Extracted information>
========================================
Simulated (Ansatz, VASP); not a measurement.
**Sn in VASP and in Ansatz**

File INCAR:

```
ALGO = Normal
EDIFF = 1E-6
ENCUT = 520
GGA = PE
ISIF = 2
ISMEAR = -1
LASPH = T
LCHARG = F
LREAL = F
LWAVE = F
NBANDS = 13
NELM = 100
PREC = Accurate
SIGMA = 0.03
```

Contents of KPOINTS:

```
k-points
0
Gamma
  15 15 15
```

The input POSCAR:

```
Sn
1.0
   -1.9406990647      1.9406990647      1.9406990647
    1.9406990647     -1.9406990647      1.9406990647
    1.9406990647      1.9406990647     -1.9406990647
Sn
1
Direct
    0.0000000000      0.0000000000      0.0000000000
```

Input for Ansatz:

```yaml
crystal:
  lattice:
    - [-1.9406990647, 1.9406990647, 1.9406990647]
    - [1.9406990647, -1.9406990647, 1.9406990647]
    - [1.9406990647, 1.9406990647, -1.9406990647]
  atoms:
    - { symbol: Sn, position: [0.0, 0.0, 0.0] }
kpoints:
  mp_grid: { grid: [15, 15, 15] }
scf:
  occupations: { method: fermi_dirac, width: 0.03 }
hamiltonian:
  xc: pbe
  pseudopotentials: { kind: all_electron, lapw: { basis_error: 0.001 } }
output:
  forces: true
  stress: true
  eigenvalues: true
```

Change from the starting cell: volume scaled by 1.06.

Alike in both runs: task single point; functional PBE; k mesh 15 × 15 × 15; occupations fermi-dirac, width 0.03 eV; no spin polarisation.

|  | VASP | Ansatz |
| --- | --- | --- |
========================================

A faithful copy of all the records is required.

Simulated (Ansatz, VASP); not a measurement.
**Sn in VASP and in Ansatz**

File INCAR:

```
ALGO = Normal
EDIFF = 1E-6
ENCUT = 520
GGA = PE
ISIF = 2
ISMEAR = -1
LASPH = T
LCHARG = F
LREAL = F
LWAVE = F
NBANDS = 13
NELM = 100
PREC = Accurate
SIGMA = 0.03
```

Contents of KPOINTS:

```
k-points
0
Gamma
  15 15 15
```

The input POSCAR:

```
Sn
1.0
   -1.9406990647      1.9406990647      1.9406990647
    1.9406990647     -1.9406990647      1.9406990647
    1.9406990647      1.9406990647     -1.9406990647
Sn
1
Direct
    0.0000000000      0.0000000000      0.0000000000
```

Input for Ansatz:

```yaml
crystal:
  lattice:
    - [-1.9406990647, 1.9406990647, 1.9406990647]
    - [1.9406990647, -1.9406990647, 1.9406990647]
    - [1.9406990647, 1.9406990647, -1.9406990647]
  atoms:
    - { symbol: Sn, position: [0.0, 0.0, 0.0] }
kpoints:
  mp_grid: { grid: [15, 15, 15] }
scf:
  occupations: { method: fermi_dirac, width: 0.03 }
hamiltonian:
  xc: pbe
  pseudopotentials: { kind: all_electron, lapw: { basis_error: 0.001 } }
output:
  forces: true
  stress: true
  eigenvalues: true
```

Change from the starting cell: volume scaled by 1.06.

Alike in both runs: task single point; functional PBE; k mesh 15 × 15 × 15; occupations fermi-dirac, width 0.03 eV; no spin polarisation.

|  | VASP | Ansatz |
| --- | --- | --- |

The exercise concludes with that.